Data extract:
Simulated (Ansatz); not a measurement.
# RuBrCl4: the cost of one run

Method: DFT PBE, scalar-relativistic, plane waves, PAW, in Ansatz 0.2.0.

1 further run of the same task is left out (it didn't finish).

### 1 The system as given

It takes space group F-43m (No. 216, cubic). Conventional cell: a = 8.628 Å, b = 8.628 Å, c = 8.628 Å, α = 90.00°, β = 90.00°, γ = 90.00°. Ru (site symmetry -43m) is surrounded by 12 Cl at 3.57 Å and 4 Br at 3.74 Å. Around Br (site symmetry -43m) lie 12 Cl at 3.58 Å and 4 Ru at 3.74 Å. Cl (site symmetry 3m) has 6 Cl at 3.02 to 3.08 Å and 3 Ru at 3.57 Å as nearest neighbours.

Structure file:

Work instruction:
For every entry above, write out an exact copy.

Reply:
Simulated (Ansatz); not a measurement.
# RuBrCl4: the cost of one run

Method: DFT PBE, scalar-relativistic, plane waves, PAW, in Ansatz 0.2.0.

1 further run of the same task is left out (it didn't finish).

### 1 The system as given

It takes space group F-43m (No. 216, cubic). Conventional cell: a = 8.628 Å, b = 8.628 Å, c = 8.628 Å, α = 90.00°, β = 90.00°, γ = 90.00°. Ru (site symmetry -43m) is surrounded by 12 Cl at 3.57 Å and 4 Br at 3.74 Å. Around Br (site symmetry -43m) lie 12 Cl at 3.58 Å and 4 Ru at 3.74 Å. Cl (site symmetry 3m) has 6 Cl at 3.02 to 3.08 Å and 3 Ru at 3.57 Å as nearest neighbours.

Structure file:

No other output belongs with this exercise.